Print the material underneath in full, keeping every line exactly as it is.

Top of SUPPLIED INFORMATION

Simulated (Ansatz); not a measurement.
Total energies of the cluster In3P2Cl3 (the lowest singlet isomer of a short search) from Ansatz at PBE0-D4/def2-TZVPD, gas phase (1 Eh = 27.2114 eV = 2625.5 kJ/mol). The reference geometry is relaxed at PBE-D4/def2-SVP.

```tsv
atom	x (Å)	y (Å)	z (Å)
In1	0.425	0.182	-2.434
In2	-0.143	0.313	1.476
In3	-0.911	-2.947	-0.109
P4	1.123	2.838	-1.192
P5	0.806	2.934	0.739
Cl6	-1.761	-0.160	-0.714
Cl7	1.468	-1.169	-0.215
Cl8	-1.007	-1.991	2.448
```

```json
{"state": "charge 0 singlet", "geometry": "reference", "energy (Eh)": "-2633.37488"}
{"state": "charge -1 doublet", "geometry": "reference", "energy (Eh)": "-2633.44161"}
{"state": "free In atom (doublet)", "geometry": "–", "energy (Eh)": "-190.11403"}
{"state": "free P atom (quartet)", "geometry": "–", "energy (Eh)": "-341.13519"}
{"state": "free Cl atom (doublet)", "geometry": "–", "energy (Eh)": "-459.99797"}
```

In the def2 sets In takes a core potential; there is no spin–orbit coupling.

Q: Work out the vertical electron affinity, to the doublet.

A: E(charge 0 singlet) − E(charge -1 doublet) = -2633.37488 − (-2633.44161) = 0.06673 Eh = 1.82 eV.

Bottom of SUPPLIED INFORMATION

_ANSWER SECTION_.
Simulated (Ansatz); not a measurement.
Total energies of the cluster In3P2Cl3 (the lowest singlet isomer of a short search) from Ansatz at PBE0-D4/def2-TZVPD, gas phase (1 Eh = 27.2114 eV = 2625.5 kJ/mol). The reference geometry is relaxed at PBE-D4/def2-SVP.

```tsv
atom	x (Å)	y (Å)	z (Å)
In1	0.425	0.182	-2.434
In2	-0.143	0.313	1.476
In3	-0.911	-2.947	-0.109
P4	1.123	2.838	-1.192
P5	0.806	2.934	0.739
Cl6	-1.761	-0.160	-0.714
Cl7	1.468	-1.169	-0.215
Cl8	-1.007	-1.991	2.448
```

```json
{"state": "charge 0 singlet", "geometry": "reference", "energy (Eh)": "-2633.37488"}
{"state": "charge -1 doublet", "geometry": "reference", "energy (Eh)": "-2633.44161"}
{"state": "free In atom (doublet)", "geometry": "–", "energy (Eh)": "-190.11403"}
{"state": "free P atom (quartet)", "geometry": "–", "energy (Eh)": "-341.13519"}
{"state": "free Cl atom (doublet)", "geometry": "–", "energy (Eh)": "-459.99797"}
```

In the def2 sets In takes a core potential; there is no spin–orbit coupling.

Q: Work out the vertical electron affinity, to the doublet.

A: E(charge 0 singlet) − E(charge -1 doublet) = -2633.37488 − (-2633.44161) = 0.06673 Eh = 1.82 eV.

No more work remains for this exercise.